________________________

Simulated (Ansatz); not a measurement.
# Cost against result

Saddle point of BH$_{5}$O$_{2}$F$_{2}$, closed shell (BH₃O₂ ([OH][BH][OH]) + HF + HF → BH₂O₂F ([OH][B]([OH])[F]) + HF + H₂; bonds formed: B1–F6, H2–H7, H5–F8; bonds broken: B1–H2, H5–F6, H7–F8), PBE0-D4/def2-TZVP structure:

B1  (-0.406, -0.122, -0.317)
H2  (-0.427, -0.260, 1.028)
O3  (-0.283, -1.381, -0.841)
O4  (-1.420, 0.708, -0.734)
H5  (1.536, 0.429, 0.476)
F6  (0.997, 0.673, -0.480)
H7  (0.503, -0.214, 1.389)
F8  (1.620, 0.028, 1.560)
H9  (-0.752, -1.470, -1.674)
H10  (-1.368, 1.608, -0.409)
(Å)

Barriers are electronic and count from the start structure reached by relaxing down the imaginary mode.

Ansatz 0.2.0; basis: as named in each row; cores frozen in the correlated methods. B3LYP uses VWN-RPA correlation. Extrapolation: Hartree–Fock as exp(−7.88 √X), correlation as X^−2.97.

________________________

■ Work task
Repeat the entries above exactly, from the first line through the line containing "(-0.406, -0.122, -0.317)".

■ Solution
Simulated (Ansatz); not a measurement.
# Cost against result

Saddle point of BH$_{5}$O$_{2}$F$_{2}$, closed shell (BH₃O₂ ([OH][BH][OH]) + HF + HF → BH₂O₂F ([OH][B]([OH])[F]) + HF + H₂; bonds formed: B1–F6, H2–H7, H5–F8; bonds broken: B1–H2, H5–F6, H7–F8), PBE0-D4/def2-TZVP structure:

B1  (-0.406, -0.122, -0.317)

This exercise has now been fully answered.